Work item: Nothing should be output except the lines from the top of the material below through the line that contains "### Step 1. The cell of the first run", each exactly as written.

Data records:
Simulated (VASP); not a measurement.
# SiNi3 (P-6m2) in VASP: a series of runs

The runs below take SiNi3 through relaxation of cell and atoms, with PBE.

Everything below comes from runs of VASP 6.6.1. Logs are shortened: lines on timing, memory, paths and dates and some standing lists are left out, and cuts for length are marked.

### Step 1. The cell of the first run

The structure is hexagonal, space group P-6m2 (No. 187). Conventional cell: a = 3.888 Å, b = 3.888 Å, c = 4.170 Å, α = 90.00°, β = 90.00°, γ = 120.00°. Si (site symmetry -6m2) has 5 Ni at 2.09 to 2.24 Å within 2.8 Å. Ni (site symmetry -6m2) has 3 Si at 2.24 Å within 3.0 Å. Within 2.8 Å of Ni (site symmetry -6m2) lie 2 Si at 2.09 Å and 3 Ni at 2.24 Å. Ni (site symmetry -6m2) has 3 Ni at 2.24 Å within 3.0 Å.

Written answer:
Simulated (VASP); not a measurement.
# SiNi3 (P-6m2) in VASP: a series of runs

The runs below take SiNi3 through relaxation of cell and atoms, with PBE.

Everything below comes from runs of VASP 6.6.1. Logs are shortened: lines on timing, memory, paths and dates and some standing lists are left out, and cuts for length are marked.

### Step 1. The cell of the first run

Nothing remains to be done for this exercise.